◆ **Data extracts**:
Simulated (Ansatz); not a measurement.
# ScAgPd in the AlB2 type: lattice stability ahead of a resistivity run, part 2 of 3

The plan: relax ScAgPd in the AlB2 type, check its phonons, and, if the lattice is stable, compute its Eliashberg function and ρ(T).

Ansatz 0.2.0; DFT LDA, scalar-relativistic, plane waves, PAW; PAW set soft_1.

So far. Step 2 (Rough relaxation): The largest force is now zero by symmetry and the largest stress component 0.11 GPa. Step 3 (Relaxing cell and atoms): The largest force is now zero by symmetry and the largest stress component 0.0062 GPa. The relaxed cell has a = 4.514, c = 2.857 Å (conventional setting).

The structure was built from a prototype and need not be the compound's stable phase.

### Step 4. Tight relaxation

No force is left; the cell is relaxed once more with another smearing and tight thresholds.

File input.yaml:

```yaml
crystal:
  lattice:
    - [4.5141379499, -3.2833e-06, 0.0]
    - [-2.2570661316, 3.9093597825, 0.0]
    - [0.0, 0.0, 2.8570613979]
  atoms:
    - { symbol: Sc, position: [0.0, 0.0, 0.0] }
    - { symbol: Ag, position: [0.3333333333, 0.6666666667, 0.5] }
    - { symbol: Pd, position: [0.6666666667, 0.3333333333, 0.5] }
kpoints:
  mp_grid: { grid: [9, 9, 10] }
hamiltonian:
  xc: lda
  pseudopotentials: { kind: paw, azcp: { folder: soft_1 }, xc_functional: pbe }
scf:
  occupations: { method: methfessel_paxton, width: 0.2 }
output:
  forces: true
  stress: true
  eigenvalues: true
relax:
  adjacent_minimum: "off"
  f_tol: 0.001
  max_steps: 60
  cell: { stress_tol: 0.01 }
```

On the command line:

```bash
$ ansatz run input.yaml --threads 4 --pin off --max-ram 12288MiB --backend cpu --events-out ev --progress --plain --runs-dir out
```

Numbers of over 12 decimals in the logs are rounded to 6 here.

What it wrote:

◆ **Assigned task**: Go through the listing above and write out exactly the lines starting with the one holding "On the command" and running through the one holding "Numbers of over", ends included, and no others.

◆ **Response area**:
On the command line:

```bash
$ ansatz run input.yaml --threads 4 --pin off --max-ram 12288MiB --backend cpu --events-out ev --progress --plain --runs-dir out
```

Numbers of over 12 decimals in the logs are rounded to 6 here.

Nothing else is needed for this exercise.